EXCERPTED RECORDS ▸
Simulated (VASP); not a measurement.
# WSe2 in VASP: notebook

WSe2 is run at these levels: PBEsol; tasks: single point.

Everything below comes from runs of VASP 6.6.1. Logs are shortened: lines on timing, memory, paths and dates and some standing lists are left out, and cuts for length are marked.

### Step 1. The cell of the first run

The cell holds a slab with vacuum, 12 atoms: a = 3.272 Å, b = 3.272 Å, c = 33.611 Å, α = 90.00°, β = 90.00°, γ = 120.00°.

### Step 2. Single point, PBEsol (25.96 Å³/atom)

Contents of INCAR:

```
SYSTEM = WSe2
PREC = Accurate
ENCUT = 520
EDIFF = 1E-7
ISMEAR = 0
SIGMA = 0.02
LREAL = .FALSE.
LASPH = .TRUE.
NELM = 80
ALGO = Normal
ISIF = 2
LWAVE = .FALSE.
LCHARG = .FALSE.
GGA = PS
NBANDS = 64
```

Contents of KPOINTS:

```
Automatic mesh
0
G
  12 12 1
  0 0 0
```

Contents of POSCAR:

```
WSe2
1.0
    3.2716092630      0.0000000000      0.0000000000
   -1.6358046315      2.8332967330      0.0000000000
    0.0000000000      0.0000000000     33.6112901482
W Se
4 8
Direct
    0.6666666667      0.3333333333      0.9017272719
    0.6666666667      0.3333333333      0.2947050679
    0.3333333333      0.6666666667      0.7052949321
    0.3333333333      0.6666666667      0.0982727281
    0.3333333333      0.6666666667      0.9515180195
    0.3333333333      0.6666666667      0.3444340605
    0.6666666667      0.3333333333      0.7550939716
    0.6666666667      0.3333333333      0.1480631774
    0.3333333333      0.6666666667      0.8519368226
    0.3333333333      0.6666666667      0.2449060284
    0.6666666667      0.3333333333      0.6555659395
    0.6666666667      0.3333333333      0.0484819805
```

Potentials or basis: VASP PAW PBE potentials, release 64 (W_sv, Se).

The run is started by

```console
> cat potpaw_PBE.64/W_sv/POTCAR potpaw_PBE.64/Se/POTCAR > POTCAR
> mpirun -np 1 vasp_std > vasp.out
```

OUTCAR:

WORK REQUEST ▸
Write out exactly, please, the lines beginning at the start of the material and ending with the line that holds "The cell holds", both included.

ANSWER SPACE ▸
Simulated (VASP); not a measurement.
# WSe2 in VASP: notebook

WSe2 is run at these levels: PBEsol; tasks: single point.

Everything below comes from runs of VASP 6.6.1. Logs are shortened: lines on timing, memory, paths and dates and some standing lists are left out, and cuts for length are marked.

### Step 1. The cell of the first run

The cell holds a slab with vacuum, 12 atoms: a = 3.272 Å, b = 3.272 Å, c = 33.611 Å, α = 90.00°, β = 90.00°, γ = 120.00°.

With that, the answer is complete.